Segment Start: Dataset extract

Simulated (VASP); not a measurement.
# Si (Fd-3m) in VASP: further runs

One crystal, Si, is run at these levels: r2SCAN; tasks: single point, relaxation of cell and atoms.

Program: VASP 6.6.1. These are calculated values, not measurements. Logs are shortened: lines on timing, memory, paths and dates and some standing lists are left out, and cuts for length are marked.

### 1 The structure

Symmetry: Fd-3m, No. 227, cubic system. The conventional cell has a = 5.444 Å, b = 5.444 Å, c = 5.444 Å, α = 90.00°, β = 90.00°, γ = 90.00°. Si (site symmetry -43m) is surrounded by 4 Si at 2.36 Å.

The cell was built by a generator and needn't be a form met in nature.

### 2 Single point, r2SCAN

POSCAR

Segment End: Dataset extract

**Work request**
The complete set of entries above must be reproduced verbatim.

**Exercise answer**
Simulated (VASP); not a measurement.
# Si (Fd-3m) in VASP: further runs

One crystal, Si, is run at these levels: r2SCAN; tasks: single point, relaxation of cell and atoms.

Program: VASP 6.6.1. These are calculated values, not measurements. Logs are shortened: lines on timing, memory, paths and dates and some standing lists are left out, and cuts for length are marked.

### 1 The structure

Symmetry: Fd-3m, No. 227, cubic system. The conventional cell has a = 5.444 Å, b = 5.444 Å, c = 5.444 Å, α = 90.00°, β = 90.00°, γ = 90.00°. Si (site symmetry -43m) is surrounded by 4 Si at 2.36 Å.

The cell was built by a generator and needn't be a form met in nature.

### 2 Single point, r2SCAN

POSCAR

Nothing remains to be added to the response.